• [Raw data]:
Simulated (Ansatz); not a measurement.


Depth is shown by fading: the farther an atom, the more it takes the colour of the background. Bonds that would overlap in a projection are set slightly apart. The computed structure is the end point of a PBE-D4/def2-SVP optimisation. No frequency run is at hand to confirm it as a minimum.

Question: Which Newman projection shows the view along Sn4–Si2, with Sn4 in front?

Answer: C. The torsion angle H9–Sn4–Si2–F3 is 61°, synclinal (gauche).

• [Work order]:
The lines from the top of the data above down to the line containing "Question: Which Newman" are to be copied exactly; no other line should appear.

• [Written answer]:
Simulated (Ansatz); not a measurement.


Depth is shown by fading: the farther an atom, the more it takes the colour of the background. Bonds that would overlap in a projection are set slightly apart. The computed structure is the end point of a PBE-D4/def2-SVP optimisation. No frequency run is at hand to confirm it as a minimum.

Question: Which Newman projection shows the view along Sn4–Si2, with Sn4 in front?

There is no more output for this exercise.